WORK INSTRUCTION:
Every line in the records below between the one holding "Level of theory: PySCF" and the one holding "H→L+1 (40%) |", inclusive, is to be set down exactly; all other lines are to be left out.

ENTRIES PROVIDED:
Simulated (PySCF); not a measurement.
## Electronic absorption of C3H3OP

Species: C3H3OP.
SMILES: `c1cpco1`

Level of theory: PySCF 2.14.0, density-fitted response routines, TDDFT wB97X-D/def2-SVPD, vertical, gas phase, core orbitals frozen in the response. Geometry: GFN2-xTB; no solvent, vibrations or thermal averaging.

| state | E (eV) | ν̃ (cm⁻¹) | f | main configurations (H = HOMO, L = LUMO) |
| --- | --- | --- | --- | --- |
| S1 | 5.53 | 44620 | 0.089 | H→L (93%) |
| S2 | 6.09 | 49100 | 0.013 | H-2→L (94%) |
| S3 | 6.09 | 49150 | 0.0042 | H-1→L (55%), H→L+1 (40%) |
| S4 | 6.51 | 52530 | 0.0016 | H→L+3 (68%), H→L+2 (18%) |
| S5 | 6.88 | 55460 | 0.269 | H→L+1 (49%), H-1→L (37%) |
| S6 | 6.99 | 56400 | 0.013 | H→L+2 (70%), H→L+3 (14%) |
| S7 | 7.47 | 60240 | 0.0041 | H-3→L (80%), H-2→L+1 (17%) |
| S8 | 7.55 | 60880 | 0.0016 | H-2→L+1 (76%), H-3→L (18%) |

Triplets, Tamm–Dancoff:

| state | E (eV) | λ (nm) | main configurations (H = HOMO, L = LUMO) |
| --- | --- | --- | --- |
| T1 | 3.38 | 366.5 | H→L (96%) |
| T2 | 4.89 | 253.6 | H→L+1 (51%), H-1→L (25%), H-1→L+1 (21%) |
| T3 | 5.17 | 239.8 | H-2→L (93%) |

TASK RESPONSE:
Level of theory: PySCF 2.14.0, density-fitted response routines, TDDFT wB97X-D/def2-SVPD, vertical, gas phase, core orbitals frozen in the response. Geometry: GFN2-xTB; no solvent, vibrations or thermal averaging.

| state | E (eV) | ν̃ (cm⁻¹) | f | main configurations (H = HOMO, L = LUMO) |
| --- | --- | --- | --- | --- |
| S1 | 5.53 | 44620 | 0.089 | H→L (93%) |
| S2 | 6.09 | 49100 | 0.013 | H-2→L (94%) |
| S3 | 6.09 | 49150 | 0.0042 | H-1→L (55%), H→L+1 (40%) |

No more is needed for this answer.